++++++++++
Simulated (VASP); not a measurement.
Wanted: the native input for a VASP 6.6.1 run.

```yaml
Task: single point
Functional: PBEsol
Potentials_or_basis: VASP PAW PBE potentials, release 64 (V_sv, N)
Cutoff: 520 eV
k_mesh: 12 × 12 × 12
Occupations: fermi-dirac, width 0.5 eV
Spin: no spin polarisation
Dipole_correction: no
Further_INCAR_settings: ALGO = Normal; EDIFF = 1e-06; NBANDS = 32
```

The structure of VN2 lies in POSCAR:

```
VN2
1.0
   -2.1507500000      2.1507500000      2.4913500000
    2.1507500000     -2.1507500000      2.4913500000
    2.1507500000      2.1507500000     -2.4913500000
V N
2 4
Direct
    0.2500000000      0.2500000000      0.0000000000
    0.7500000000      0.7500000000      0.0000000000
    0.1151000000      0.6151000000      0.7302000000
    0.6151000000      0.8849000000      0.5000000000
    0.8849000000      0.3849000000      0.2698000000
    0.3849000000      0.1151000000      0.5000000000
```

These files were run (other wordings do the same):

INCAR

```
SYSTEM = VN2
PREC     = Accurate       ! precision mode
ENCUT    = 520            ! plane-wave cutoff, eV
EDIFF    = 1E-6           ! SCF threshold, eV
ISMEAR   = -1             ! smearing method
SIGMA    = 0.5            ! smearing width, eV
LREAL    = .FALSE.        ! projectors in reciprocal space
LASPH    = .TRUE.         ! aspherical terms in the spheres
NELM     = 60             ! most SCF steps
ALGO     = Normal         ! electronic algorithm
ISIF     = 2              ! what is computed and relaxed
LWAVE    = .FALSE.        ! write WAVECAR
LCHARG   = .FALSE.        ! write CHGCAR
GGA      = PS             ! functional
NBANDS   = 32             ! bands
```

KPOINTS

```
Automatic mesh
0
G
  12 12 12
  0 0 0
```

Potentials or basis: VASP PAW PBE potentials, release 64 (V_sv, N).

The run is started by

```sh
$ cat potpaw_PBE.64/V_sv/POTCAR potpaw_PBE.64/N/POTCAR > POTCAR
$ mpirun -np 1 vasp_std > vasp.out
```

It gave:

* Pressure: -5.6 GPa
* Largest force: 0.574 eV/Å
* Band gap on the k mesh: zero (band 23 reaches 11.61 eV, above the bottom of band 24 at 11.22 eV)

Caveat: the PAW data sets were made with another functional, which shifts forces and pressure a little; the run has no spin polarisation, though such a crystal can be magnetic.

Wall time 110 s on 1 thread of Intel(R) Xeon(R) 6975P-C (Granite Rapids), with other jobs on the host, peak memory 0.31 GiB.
++++++++++

Work item: Begin at the top of the listing above and set down each line exactly. Stop after the line that contains "Caveat: the PAW".

Task output:
Simulated (VASP); not a measurement.
Wanted: the native input for a VASP 6.6.1 run.

```yaml
Task: single point
Functional: PBEsol
Potentials_or_basis: VASP PAW PBE potentials, release 64 (V_sv, N)
Cutoff: 520 eV
k_mesh: 12 × 12 × 12
Occupations: fermi-dirac, width 0.5 eV
Spin: no spin polarisation
Dipole_correction: no
Further_INCAR_settings: ALGO = Normal; EDIFF = 1e-06; NBANDS = 32
```

The structure of VN2 lies in POSCAR:

```
VN2
1.0
   -2.1507500000      2.1507500000      2.4913500000
    2.1507500000     -2.1507500000      2.4913500000
    2.1507500000      2.1507500000     -2.4913500000
V N
2 4
Direct
    0.2500000000      0.2500000000      0.0000000000
    0.7500000000      0.7500000000      0.0000000000
    0.1151000000      0.6151000000      0.7302000000
    0.6151000000      0.8849000000      0.5000000000
    0.8849000000      0.3849000000      0.2698000000
    0.3849000000      0.1151000000      0.5000000000
```

These files were run (other wordings do the same):

INCAR

```
SYSTEM = VN2
PREC     = Accurate       ! precision mode
ENCUT    = 520            ! plane-wave cutoff, eV
EDIFF    = 1E-6           ! SCF threshold, eV
ISMEAR   = -1             ! smearing method
SIGMA    = 0.5            ! smearing width, eV
LREAL    = .FALSE.        ! projectors in reciprocal space
LASPH    = .TRUE.         ! aspherical terms in the spheres
NELM     = 60             ! most SCF steps
ALGO     = Normal         ! electronic algorithm
ISIF     = 2              ! what is computed and relaxed
LWAVE    = .FALSE.        ! write WAVECAR
LCHARG   = .FALSE.        ! write CHGCAR
GGA      = PS             ! functional
NBANDS   = 32             ! bands
```

KPOINTS

```
Automatic mesh
0
G
  12 12 12
  0 0 0
```

Potentials or basis: VASP PAW PBE potentials, release 64 (V_sv, N).

The run is started by

```sh
$ cat potpaw_PBE.64/V_sv/POTCAR potpaw_PBE.64/N/POTCAR > POTCAR
$ mpirun -np 1 vasp_std > vasp.out
```

It gave:

* Pressure: -5.6 GPa
* Largest force: 0.574 eV/Å
* Band gap on the k mesh: zero (band 23 reaches 11.61 eV, above the bottom of band 24 at 11.22 eV)

Caveat: the PAW data sets were made with another functional, which shifts forces and pressure a little; the run has no spin polarisation, though such a crystal can be magnetic.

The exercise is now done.